- - - - -

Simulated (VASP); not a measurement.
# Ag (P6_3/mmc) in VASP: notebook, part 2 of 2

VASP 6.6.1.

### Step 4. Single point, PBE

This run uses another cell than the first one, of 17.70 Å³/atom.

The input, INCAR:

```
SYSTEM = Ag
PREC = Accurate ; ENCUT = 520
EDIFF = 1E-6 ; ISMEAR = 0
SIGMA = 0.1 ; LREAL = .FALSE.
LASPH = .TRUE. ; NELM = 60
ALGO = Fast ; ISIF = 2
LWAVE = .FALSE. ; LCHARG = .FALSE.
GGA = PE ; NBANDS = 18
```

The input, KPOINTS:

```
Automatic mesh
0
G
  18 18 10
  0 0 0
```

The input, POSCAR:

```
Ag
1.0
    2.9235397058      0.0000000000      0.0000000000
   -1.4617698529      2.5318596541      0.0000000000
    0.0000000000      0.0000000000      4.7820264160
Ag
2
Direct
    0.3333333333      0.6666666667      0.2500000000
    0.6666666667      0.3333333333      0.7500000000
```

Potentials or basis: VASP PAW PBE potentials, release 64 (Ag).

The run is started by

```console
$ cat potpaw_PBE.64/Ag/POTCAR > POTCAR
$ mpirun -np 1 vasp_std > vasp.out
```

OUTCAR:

- - - - -

*Exercise:*
Your answer should be the lines above, from the line containing "This run uses" up to and including the line containing "The run is started by", reproduced exactly and with nothing else.

*Result:*
This run uses another cell than the first one, of 17.70 Å³/atom.

The input, INCAR:

```
SYSTEM = Ag
PREC = Accurate ; ENCUT = 520
EDIFF = 1E-6 ; ISMEAR = 0
SIGMA = 0.1 ; LREAL = .FALSE.
LASPH = .TRUE. ; NELM = 60
ALGO = Fast ; ISIF = 2
LWAVE = .FALSE. ; LCHARG = .FALSE.
GGA = PE ; NBANDS = 18
```

The input, KPOINTS:

```
Automatic mesh
0
G
  18 18 10
  0 0 0
```

The input, POSCAR:

```
Ag
1.0
    2.9235397058      0.0000000000      0.0000000000
   -1.4617698529      2.5318596541      0.0000000000
    0.0000000000      0.0000000000      4.7820264160
Ag
2
Direct
    0.3333333333      0.6666666667      0.2500000000
    0.6666666667      0.3333333333      0.7500000000
```

Potentials or basis: VASP PAW PBE potentials, release 64 (Ag).

The run is started by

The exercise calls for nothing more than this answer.